• **MATERIAL PROVIDED**:

○ ○ ○ ○ ○ ○ ○

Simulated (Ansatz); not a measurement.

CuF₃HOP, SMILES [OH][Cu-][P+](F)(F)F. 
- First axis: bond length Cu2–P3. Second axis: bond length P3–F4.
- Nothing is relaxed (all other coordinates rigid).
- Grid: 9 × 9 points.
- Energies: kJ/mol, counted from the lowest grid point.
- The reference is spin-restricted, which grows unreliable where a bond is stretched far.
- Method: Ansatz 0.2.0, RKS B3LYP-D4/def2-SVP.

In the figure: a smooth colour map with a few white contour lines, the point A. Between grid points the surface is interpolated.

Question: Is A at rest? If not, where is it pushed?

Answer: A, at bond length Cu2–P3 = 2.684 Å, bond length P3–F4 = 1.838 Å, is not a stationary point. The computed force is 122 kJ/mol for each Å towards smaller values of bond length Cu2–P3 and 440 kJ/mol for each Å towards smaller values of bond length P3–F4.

○ ○ ○ ○ ○ ○ ○

• **WORK ITEM**: Working from the material above, retype exactly the lines from the one with "- First axis: bond" through the one with "Question: Is A", both included, and only those lines.

• **EXERCISE RESPONSE**:
- First axis: bond length Cu2–P3. Second axis: bond length P3–F4.
- Nothing is relaxed (all other coordinates rigid).
- Grid: 9 × 9 points.
- Energies: kJ/mol, counted from the lowest grid point.
- The reference is spin-restricted, which grows unreliable where a bond is stretched far.
- Method: Ansatz 0.2.0, RKS B3LYP-D4/def2-SVP.

In the figure: a smooth colour map with a few white contour lines, the point A. Between grid points the surface is interpolated.

Question: Is A at rest? If not, where is it pushed?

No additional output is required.